Everything from the top of the data below through the line with "Functional | PBE |" should be duplicated exactly, and nothing past it.

Record excerpts:
┌──

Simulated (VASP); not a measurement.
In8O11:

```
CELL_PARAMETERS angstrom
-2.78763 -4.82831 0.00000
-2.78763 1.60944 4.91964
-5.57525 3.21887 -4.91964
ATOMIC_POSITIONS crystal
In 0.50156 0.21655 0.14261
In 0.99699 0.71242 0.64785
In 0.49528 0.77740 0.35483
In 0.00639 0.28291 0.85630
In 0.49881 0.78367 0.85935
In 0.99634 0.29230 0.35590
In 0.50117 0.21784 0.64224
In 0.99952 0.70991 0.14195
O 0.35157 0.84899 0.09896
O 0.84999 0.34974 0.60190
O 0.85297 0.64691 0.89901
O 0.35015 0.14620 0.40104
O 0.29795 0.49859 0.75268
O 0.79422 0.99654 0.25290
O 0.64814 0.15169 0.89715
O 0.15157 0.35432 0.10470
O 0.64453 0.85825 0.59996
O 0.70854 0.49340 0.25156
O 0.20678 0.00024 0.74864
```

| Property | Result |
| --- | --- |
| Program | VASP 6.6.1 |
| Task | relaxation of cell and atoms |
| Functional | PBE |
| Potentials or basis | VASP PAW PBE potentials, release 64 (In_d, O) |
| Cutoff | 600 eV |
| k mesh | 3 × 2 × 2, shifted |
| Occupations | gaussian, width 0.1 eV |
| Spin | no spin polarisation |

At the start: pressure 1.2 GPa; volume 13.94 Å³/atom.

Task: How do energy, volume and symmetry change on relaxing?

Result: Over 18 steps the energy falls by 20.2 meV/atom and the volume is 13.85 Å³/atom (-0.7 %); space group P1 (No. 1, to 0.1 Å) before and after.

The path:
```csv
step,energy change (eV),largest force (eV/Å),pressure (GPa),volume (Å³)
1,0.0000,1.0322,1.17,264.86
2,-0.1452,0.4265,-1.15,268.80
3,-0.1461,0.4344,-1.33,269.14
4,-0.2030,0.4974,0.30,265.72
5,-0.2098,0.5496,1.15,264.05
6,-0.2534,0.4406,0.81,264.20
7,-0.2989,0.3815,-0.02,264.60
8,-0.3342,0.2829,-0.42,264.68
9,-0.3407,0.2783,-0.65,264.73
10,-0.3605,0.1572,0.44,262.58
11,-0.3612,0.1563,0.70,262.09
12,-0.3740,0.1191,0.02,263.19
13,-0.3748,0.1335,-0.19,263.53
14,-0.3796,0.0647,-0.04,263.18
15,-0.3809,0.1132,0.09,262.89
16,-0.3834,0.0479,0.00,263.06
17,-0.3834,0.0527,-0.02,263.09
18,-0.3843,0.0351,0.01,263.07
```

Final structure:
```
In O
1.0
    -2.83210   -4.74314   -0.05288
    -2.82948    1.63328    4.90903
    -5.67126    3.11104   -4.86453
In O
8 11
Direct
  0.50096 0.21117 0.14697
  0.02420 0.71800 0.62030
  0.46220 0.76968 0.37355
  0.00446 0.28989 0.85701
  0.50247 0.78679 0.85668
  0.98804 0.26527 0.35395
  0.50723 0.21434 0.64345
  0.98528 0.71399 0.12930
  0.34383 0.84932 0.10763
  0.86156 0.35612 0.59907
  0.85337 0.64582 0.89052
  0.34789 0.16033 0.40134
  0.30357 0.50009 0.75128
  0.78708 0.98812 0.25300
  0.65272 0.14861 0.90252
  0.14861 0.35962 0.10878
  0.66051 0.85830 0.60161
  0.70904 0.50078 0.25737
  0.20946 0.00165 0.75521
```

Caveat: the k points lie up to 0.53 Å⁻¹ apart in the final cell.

└──

Your solution:
Simulated (VASP); not a measurement.
In8O11:

```
CELL_PARAMETERS angstrom
-2.78763 -4.82831 0.00000
-2.78763 1.60944 4.91964
-5.57525 3.21887 -4.91964
ATOMIC_POSITIONS crystal
In 0.50156 0.21655 0.14261
In 0.99699 0.71242 0.64785
In 0.49528 0.77740 0.35483
In 0.00639 0.28291 0.85630
In 0.49881 0.78367 0.85935
In 0.99634 0.29230 0.35590
In 0.50117 0.21784 0.64224
In 0.99952 0.70991 0.14195
O 0.35157 0.84899 0.09896
O 0.84999 0.34974 0.60190
O 0.85297 0.64691 0.89901
O 0.35015 0.14620 0.40104
O 0.29795 0.49859 0.75268
O 0.79422 0.99654 0.25290
O 0.64814 0.15169 0.89715
O 0.15157 0.35432 0.10470
O 0.64453 0.85825 0.59996
O 0.70854 0.49340 0.25156
O 0.20678 0.00024 0.74864
```

| Property | Result |
| --- | --- |
| Program | VASP 6.6.1 |
| Task | relaxation of cell and atoms |
| Functional | PBE |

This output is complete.